* **WORK TASK**
Line by line, transcribe all of the entries exactly.

* **SUPPLIED INFORMATION**
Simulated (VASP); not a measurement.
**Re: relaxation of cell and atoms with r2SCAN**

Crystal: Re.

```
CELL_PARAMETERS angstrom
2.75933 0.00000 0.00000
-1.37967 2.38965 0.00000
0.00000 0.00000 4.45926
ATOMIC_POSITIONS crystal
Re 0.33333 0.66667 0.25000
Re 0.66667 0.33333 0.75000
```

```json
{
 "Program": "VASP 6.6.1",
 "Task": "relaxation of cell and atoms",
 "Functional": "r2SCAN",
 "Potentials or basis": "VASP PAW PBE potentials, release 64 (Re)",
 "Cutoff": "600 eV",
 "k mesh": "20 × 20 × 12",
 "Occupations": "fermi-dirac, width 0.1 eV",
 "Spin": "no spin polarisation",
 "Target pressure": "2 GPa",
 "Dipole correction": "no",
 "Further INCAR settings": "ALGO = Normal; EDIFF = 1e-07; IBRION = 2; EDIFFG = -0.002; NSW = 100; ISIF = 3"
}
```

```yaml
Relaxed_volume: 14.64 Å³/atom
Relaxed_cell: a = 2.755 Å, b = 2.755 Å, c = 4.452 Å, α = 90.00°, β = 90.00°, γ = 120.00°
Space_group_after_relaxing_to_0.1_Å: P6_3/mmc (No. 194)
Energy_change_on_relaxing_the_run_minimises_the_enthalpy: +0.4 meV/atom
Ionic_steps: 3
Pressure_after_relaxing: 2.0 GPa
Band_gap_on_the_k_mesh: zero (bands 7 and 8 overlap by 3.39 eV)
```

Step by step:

* **ANSWER BOX**
Simulated (VASP); not a measurement.
**Re: relaxation of cell and atoms with r2SCAN**

Crystal: Re.

```
CELL_PARAMETERS angstrom
2.75933 0.00000 0.00000
-1.37967 2.38965 0.00000
0.00000 0.00000 4.45926
ATOMIC_POSITIONS crystal
Re 0.33333 0.66667 0.25000
Re 0.66667 0.33333 0.75000
```

```json
{
 "Program": "VASP 6.6.1",
 "Task": "relaxation of cell and atoms",
 "Functional": "r2SCAN",
 "Potentials or basis": "VASP PAW PBE potentials, release 64 (Re)",
 "Cutoff": "600 eV",
 "k mesh": "20 × 20 × 12",
 "Occupations": "fermi-dirac, width 0.1 eV",
 "Spin": "no spin polarisation",
 "Target pressure": "2 GPa",
 "Dipole correction": "no",
 "Further INCAR settings": "ALGO = Normal; EDIFF = 1e-07; IBRION = 2; EDIFFG = -0.002; NSW = 100; ISIF = 3"
}
```

```yaml
Relaxed_volume: 14.64 Å³/atom
Relaxed_cell: a = 2.755 Å, b = 2.755 Å, c = 4.452 Å, α = 90.00°, β = 90.00°, γ = 120.00°
Space_group_after_relaxing_to_0.1_Å: P6_3/mmc (No. 194)
Energy_change_on_relaxing_the_run_minimises_the_enthalpy: +0.4 meV/atom
Ionic_steps: 3
Pressure_after_relaxing: 2.0 GPa
Band_gap_on_the_k_mesh: zero (bands 7 and 8 overlap by 3.39 eV)
```

Step by step:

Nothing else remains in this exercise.